── Recorded data

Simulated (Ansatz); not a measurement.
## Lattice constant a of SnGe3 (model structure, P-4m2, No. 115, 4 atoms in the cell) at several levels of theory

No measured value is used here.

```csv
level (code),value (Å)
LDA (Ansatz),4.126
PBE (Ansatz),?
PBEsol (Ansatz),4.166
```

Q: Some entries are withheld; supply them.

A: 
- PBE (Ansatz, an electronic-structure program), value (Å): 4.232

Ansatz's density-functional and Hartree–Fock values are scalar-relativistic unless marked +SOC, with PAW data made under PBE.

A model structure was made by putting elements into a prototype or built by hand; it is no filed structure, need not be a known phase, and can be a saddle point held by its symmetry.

────

Requirement.
Give back each record exactly, from the first line through the last.

Problem solution.
Simulated (Ansatz); not a measurement.
## Lattice constant a of SnGe3 (model structure, P-4m2, No. 115, 4 atoms in the cell) at several levels of theory

No measured value is used here.

```csv
level (code),value (Å)
LDA (Ansatz),4.126
PBE (Ansatz),?
PBEsol (Ansatz),4.166
```

Q: Some entries are withheld; supply them.

A: 
- PBE (Ansatz, an electronic-structure program), value (Å): 4.232

Ansatz's density-functional and Hartree–Fock values are scalar-relativistic unless marked +SOC, with PAW data made under PBE.

A model structure was made by putting elements into a prototype or built by hand; it is no filed structure, need not be a known phase, and can be a saddle point held by its symmetry.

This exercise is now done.